WORK INSTRUCTION
The full listing should be transcribed verbatim.

- - -

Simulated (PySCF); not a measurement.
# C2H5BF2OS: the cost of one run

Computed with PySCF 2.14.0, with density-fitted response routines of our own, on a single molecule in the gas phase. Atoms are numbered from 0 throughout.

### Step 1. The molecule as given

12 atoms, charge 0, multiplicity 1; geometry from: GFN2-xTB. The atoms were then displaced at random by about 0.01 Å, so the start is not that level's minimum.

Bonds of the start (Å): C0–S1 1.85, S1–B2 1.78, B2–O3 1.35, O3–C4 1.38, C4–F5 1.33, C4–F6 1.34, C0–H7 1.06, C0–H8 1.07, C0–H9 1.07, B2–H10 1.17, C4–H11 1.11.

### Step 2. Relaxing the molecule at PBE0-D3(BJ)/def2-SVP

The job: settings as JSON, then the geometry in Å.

- - -

RESULT
Simulated (PySCF); not a measurement.
# C2H5BF2OS: the cost of one run

Computed with PySCF 2.14.0, with density-fitted response routines of our own, on a single molecule in the gas phase. Atoms are numbered from 0 throughout.

### Step 1. The molecule as given

12 atoms, charge 0, multiplicity 1; geometry from: GFN2-xTB. The atoms were then displaced at random by about 0.01 Å, so the start is not that level's minimum.

Bonds of the start (Å): C0–S1 1.85, S1–B2 1.78, B2–O3 1.35, O3–C4 1.38, C4–F5 1.33, C4–F6 1.34, C0–H7 1.06, C0–H8 1.07, C0–H9 1.07, B2–H10 1.17, C4–H11 1.11.

### Step 2. Relaxing the molecule at PBE0-D3(BJ)/def2-SVP

The job: settings as JSON, then the geometry in Å.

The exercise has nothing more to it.